Source data
_ _ _ _
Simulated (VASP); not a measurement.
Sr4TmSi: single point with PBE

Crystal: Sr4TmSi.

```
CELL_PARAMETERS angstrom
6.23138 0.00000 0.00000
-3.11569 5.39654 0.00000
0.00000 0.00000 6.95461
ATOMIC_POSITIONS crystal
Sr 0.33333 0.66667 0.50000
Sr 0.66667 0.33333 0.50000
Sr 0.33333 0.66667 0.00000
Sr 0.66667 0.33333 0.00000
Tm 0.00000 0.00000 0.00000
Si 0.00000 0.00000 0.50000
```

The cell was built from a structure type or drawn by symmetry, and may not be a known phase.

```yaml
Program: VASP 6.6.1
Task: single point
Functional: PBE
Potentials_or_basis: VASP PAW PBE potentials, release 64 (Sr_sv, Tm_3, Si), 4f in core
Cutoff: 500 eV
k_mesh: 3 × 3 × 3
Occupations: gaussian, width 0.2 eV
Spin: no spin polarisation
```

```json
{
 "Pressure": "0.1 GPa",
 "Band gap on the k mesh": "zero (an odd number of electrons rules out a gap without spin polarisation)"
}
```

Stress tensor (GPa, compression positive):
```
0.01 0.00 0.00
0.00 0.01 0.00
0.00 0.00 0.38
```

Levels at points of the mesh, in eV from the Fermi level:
_ _ _ _

Your reply must be the entries above, returned word for word.

Response area
Simulated (VASP); not a measurement.
Sr4TmSi: single point with PBE

Crystal: Sr4TmSi.

```
CELL_PARAMETERS angstrom
6.23138 0.00000 0.00000
-3.11569 5.39654 0.00000
0.00000 0.00000 6.95461
ATOMIC_POSITIONS crystal
Sr 0.33333 0.66667 0.50000
Sr 0.66667 0.33333 0.50000
Sr 0.33333 0.66667 0.00000
Sr 0.66667 0.33333 0.00000
Tm 0.00000 0.00000 0.00000
Si 0.00000 0.00000 0.50000
```

The cell was built from a structure type or drawn by symmetry, and may not be a known phase.

```yaml
Program: VASP 6.6.1
Task: single point
Functional: PBE
Potentials_or_basis: VASP PAW PBE potentials, release 64 (Sr_sv, Tm_3, Si), 4f in core
Cutoff: 500 eV
k_mesh: 3 × 3 × 3
Occupations: gaussian, width 0.2 eV
Spin: no spin polarisation
```

```json
{
 "Pressure": "0.1 GPa",
 "Band gap on the k mesh": "zero (an odd number of electrons rules out a gap without spin polarisation)"
}
```

Stress tensor (GPa, compression positive):
```
0.01 0.00 0.00
0.00 0.01 0.00
0.00 0.00 0.38
```

Levels at points of the mesh, in eV from the Fermi level:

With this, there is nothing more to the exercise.